• [Recorded data]
────
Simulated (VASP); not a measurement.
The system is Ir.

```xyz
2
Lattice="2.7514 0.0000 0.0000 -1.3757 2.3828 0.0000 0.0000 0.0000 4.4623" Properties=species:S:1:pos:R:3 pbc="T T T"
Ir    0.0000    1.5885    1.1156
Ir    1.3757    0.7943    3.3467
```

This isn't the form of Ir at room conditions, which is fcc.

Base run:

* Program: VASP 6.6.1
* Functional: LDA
────

• [Action item]
Write out, please, all of the material above exactly as written.

• [Task solution]
Simulated (VASP); not a measurement.
The system is Ir.

```xyz
2
Lattice="2.7514 0.0000 0.0000 -1.3757 2.3828 0.0000 0.0000 0.0000 4.4623" Properties=species:S:1:pos:R:3 pbc="T T T"
Ir    0.0000    1.5885    1.1156
Ir    1.3757    0.7943    3.3467
```

This isn't the form of Ir at room conditions, which is fcc.

Base run:

* Program: VASP 6.6.1
* Functional: LDA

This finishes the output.